- _Information provided_
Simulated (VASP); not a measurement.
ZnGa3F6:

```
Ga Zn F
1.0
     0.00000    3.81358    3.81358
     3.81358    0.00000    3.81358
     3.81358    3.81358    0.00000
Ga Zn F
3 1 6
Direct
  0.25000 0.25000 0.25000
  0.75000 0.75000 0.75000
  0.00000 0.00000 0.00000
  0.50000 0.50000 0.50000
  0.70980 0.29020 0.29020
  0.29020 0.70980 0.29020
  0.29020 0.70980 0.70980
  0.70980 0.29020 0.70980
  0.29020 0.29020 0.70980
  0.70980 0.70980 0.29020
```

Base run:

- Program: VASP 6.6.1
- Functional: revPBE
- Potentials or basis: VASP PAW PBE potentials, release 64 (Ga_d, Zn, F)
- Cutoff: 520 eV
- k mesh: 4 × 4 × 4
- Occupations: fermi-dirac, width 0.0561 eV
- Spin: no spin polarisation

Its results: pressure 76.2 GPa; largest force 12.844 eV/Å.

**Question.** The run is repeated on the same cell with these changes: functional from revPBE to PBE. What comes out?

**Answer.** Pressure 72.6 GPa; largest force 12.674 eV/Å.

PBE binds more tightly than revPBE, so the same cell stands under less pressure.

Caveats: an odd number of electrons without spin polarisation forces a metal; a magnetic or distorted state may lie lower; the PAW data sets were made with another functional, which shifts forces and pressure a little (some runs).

- _Activity_
What you output must match the lines from the beginning of the material through the line with "- Cutoff: 520 eV" exactly, both ends included.

- _Worked solution_
Simulated (VASP); not a measurement.
ZnGa3F6:

```
Ga Zn F
1.0
     0.00000    3.81358    3.81358
     3.81358    0.00000    3.81358
     3.81358    3.81358    0.00000
Ga Zn F
3 1 6
Direct
  0.25000 0.25000 0.25000
  0.75000 0.75000 0.75000
  0.00000 0.00000 0.00000
  0.50000 0.50000 0.50000
  0.70980 0.29020 0.29020
  0.29020 0.70980 0.29020
  0.29020 0.70980 0.70980
  0.70980 0.29020 0.70980
  0.29020 0.29020 0.70980
  0.70980 0.70980 0.29020
```

Base run:

- Program: VASP 6.6.1
- Functional: revPBE
- Potentials or basis: VASP PAW PBE potentials, release 64 (Ga_d, Zn, F)
- Cutoff: 520 eV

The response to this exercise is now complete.